REQUIRED ACTION → Only one stretch of the data is wanted: the line containing "level (eV): 2.97", the line containing "Atom by atom", and every line between them, copied exactly.

_ _ _ _
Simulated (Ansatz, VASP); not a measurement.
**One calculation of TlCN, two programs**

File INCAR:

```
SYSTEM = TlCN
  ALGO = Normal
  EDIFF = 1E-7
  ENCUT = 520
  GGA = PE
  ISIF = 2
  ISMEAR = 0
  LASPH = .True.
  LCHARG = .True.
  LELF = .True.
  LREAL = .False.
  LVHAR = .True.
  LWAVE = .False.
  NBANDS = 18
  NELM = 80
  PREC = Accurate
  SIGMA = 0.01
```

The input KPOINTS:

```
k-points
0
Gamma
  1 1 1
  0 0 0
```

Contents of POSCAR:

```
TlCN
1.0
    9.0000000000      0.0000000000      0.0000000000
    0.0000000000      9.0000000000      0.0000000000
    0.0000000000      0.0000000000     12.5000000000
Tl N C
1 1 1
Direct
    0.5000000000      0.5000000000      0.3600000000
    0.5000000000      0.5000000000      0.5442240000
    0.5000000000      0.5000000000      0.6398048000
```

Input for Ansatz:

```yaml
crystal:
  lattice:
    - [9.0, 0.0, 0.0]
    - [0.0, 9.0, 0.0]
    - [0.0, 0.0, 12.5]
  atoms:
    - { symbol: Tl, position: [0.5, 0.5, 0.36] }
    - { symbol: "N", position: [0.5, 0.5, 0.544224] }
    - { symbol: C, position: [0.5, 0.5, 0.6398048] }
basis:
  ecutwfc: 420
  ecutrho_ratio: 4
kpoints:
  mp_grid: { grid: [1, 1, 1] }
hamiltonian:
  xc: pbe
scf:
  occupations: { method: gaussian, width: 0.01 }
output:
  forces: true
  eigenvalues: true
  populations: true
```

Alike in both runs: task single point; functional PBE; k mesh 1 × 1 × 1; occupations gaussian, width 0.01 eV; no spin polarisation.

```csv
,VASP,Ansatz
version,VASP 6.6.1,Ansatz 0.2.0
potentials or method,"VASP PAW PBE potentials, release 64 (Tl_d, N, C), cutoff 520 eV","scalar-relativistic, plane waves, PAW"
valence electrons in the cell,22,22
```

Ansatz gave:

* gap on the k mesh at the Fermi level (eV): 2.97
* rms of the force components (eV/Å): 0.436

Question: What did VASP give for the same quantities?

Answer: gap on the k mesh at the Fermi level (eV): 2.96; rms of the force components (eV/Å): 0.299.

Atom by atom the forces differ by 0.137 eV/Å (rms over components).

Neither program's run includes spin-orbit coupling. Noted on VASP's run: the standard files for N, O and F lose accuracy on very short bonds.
_ _ _ _

ANSWER SPACE →
* gap on the k mesh at the Fermi level (eV): 2.97
* rms of the force components (eV/Å): 0.436

Question: What did VASP give for the same quantities?

Answer: gap on the k mesh at the Fermi level (eV): 2.96; rms of the force components (eV/Å): 0.299.

Atom by atom the forces differ by 0.137 eV/Å (rms over components).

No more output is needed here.